_Work order_. Your answer should be the entire listing, printed exactly.

Start of Block

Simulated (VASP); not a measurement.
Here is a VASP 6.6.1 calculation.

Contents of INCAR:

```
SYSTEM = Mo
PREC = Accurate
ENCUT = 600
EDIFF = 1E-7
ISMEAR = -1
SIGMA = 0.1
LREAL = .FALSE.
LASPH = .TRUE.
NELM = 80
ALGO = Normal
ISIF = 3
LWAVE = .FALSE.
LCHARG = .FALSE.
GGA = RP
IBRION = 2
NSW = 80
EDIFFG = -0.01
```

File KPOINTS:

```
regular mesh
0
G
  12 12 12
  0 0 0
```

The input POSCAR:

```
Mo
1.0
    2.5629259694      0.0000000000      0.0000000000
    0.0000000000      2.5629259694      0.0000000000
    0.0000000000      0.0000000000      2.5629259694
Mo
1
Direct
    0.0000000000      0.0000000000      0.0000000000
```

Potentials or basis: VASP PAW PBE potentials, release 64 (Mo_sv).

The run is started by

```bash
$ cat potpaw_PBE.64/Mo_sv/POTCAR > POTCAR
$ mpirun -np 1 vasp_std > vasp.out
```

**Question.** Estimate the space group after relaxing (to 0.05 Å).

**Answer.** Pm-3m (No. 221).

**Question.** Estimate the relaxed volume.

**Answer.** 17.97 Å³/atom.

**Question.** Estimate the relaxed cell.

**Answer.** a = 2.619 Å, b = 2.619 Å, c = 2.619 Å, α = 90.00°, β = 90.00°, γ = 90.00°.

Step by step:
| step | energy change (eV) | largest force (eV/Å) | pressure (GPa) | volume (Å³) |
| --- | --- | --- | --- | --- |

End of Block

_Written response_.
Simulated (VASP); not a measurement.
Here is a VASP 6.6.1 calculation.

Contents of INCAR:

```
SYSTEM = Mo
PREC = Accurate
ENCUT = 600
EDIFF = 1E-7
ISMEAR = -1
SIGMA = 0.1
LREAL = .FALSE.
LASPH = .TRUE.
NELM = 80
ALGO = Normal
ISIF = 3
LWAVE = .FALSE.
LCHARG = .FALSE.
GGA = RP
IBRION = 2
NSW = 80
EDIFFG = -0.01
```

File KPOINTS:

```
regular mesh
0
G
  12 12 12
  0 0 0
```

The input POSCAR:

```
Mo
1.0
    2.5629259694      0.0000000000      0.0000000000
    0.0000000000      2.5629259694      0.0000000000
    0.0000000000      0.0000000000      2.5629259694
Mo
1
Direct
    0.0000000000      0.0000000000      0.0000000000
```

Potentials or basis: VASP PAW PBE potentials, release 64 (Mo_sv).

The run is started by

```bash
$ cat potpaw_PBE.64/Mo_sv/POTCAR > POTCAR
$ mpirun -np 1 vasp_std > vasp.out
```

**Question.** Estimate the space group after relaxing (to 0.05 Å).

**Answer.** Pm-3m (No. 221).

**Question.** Estimate the relaxed volume.

**Answer.** 17.97 Å³/atom.

**Question.** Estimate the relaxed cell.

**Answer.** a = 2.619 Å, b = 2.619 Å, c = 2.619 Å, α = 90.00°, β = 90.00°, γ = 90.00°.

Step by step:
| step | energy change (eV) | largest force (eV/Å) | pressure (GPa) | volume (Å³) |
| --- | --- | --- | --- | --- |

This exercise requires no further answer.